Data for analysis —

•••••

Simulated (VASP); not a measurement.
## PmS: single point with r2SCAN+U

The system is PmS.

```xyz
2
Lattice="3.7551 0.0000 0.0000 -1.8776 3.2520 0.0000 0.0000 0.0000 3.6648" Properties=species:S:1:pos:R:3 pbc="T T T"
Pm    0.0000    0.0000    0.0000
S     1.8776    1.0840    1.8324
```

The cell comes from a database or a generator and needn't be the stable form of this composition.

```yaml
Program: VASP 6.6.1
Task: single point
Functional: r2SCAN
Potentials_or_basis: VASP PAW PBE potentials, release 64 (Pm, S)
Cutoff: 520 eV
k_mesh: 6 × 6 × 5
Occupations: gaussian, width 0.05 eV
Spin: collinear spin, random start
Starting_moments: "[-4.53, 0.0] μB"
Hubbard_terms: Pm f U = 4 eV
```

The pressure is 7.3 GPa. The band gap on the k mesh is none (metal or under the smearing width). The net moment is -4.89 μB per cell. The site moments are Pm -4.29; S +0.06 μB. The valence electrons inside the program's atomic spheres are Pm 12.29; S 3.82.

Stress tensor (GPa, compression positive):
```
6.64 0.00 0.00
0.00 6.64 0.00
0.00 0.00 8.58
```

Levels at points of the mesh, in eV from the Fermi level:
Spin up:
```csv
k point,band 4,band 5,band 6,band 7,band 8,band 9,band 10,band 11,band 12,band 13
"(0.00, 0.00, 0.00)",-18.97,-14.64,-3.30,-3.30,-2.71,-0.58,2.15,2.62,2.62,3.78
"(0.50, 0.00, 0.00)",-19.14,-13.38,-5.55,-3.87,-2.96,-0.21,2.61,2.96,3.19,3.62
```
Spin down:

•••••

Work order —
What you give back must match the material exactly, beginning with its first line and ending with the line holding "The pressure is".

Answer space —
Simulated (VASP); not a measurement.
## PmS: single point with r2SCAN+U

The system is PmS.

```xyz
2
Lattice="3.7551 0.0000 0.0000 -1.8776 3.2520 0.0000 0.0000 0.0000 3.6648" Properties=species:S:1:pos:R:3 pbc="T T T"
Pm    0.0000    0.0000    0.0000
S     1.8776    1.0840    1.8324
```

The cell comes from a database or a generator and needn't be the stable form of this composition.

```yaml
Program: VASP 6.6.1
Task: single point
Functional: r2SCAN
Potentials_or_basis: VASP PAW PBE potentials, release 64 (Pm, S)
Cutoff: 520 eV
k_mesh: 6 × 6 × 5
Occupations: gaussian, width 0.05 eV
Spin: collinear spin, random start
Starting_moments: "[-4.53, 0.0] μB"
Hubbard_terms: Pm f U = 4 eV
```

The pressure is 7.3 GPa. The band gap on the k mesh is none (metal or under the smearing width). The net moment is -4.89 μB per cell. The site moments are Pm -4.29; S +0.06 μB. The valence electrons inside the program's atomic spheres are Pm 12.29; S 3.82.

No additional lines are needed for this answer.